= Work order =
Please restate, word for word, the lines below that begin at the one with "Ge(H)2(Br)(OH) (BrGeH3O), SMILES" and end at the one with "Several could match;". Leave out all other lines.

::: Dataset content :::

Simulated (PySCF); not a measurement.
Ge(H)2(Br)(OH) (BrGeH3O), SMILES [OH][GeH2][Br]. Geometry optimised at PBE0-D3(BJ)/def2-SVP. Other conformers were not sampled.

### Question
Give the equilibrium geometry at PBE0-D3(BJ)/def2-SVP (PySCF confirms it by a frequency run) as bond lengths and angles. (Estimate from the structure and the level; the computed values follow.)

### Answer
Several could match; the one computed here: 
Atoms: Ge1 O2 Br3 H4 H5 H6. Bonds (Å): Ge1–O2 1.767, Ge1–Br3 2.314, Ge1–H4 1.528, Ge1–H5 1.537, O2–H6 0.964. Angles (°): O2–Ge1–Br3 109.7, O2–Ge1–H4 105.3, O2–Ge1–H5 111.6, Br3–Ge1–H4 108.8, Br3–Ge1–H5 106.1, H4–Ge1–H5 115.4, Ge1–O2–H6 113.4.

:::

= Answer space =
Ge(H)2(Br)(OH) (BrGeH3O), SMILES [OH][GeH2][Br]. Geometry optimised at PBE0-D3(BJ)/def2-SVP. Other conformers were not sampled.

### Question
Give the equilibrium geometry at PBE0-D3(BJ)/def2-SVP (PySCF confirms it by a frequency run) as bond lengths and angles. (Estimate from the structure and the level; the computed values follow.)

### Answer
Several could match; the one computed here: 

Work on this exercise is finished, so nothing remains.